### [Work instruction]
Quote, with no changes, the lines that run from the top of the material to the line with "N1, shared host?", both included.

### [Data extracts]
- - -

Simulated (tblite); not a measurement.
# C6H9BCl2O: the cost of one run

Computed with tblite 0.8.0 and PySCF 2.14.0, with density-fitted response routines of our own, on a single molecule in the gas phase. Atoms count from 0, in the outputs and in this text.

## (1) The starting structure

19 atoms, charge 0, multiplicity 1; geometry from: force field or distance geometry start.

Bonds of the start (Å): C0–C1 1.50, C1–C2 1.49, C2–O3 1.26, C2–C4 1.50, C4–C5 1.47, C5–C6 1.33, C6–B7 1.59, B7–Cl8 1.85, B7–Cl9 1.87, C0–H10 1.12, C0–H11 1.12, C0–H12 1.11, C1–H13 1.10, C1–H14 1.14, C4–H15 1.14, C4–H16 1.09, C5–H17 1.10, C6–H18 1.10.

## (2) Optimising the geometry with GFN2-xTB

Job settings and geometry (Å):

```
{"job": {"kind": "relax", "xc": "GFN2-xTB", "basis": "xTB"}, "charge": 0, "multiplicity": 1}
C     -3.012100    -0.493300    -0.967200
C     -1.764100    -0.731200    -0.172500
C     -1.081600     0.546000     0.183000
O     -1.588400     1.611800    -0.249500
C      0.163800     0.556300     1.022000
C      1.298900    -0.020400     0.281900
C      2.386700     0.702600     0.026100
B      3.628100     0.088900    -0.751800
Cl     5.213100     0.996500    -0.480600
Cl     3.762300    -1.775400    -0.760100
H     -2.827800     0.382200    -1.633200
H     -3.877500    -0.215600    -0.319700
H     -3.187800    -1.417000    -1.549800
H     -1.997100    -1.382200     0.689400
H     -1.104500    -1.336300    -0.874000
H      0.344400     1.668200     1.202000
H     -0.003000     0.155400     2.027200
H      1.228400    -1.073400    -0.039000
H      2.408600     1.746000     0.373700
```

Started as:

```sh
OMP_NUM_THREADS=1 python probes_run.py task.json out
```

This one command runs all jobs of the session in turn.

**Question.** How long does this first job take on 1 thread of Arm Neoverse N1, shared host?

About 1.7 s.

- - -

### [Task response]
Simulated (tblite); not a measurement.
# C6H9BCl2O: the cost of one run

Computed with tblite 0.8.0 and PySCF 2.14.0, with density-fitted response routines of our own, on a single molecule in the gas phase. Atoms count from 0, in the outputs and in this text.

## (1) The starting structure

19 atoms, charge 0, multiplicity 1; geometry from: force field or distance geometry start.

Bonds of the start (Å): C0–C1 1.50, C1–C2 1.49, C2–O3 1.26, C2–C4 1.50, C4–C5 1.47, C5–C6 1.33, C6–B7 1.59, B7–Cl8 1.85, B7–Cl9 1.87, C0–H10 1.12, C0–H11 1.12, C0–H12 1.11, C1–H13 1.10, C1–H14 1.14, C4–H15 1.14, C4–H16 1.09, C5–H17 1.10, C6–H18 1.10.

## (2) Optimising the geometry with GFN2-xTB

Job settings and geometry (Å):

```
{"job": {"kind": "relax", "xc": "GFN2-xTB", "basis": "xTB"}, "charge": 0, "multiplicity": 1}
C     -3.012100    -0.493300    -0.967200
C     -1.764100    -0.731200    -0.172500
C     -1.081600     0.546000     0.183000
O     -1.588400     1.611800    -0.249500
C      0.163800     0.556300     1.022000
C      1.298900    -0.020400     0.281900
C      2.386700     0.702600     0.026100
B      3.628100     0.088900    -0.751800
Cl     5.213100     0.996500    -0.480600
Cl     3.762300    -1.775400    -0.760100
H     -2.827800     0.382200    -1.633200
H     -3.877500    -0.215600    -0.319700
H     -3.187800    -1.417000    -1.549800
H     -1.997100    -1.382200     0.689400
H     -1.104500    -1.336300    -0.874000
H      0.344400     1.668200     1.202000
H     -0.003000     0.155400     2.027200
H      1.228400    -1.073400    -0.039000
H      2.408600     1.746000     0.373700
```

Started as:

```sh
OMP_NUM_THREADS=1 python probes_run.py task.json out
```

This one command runs all jobs of the session in turn.

**Question.** How long does this first job take on 1 thread of Arm Neoverse N1, shared host?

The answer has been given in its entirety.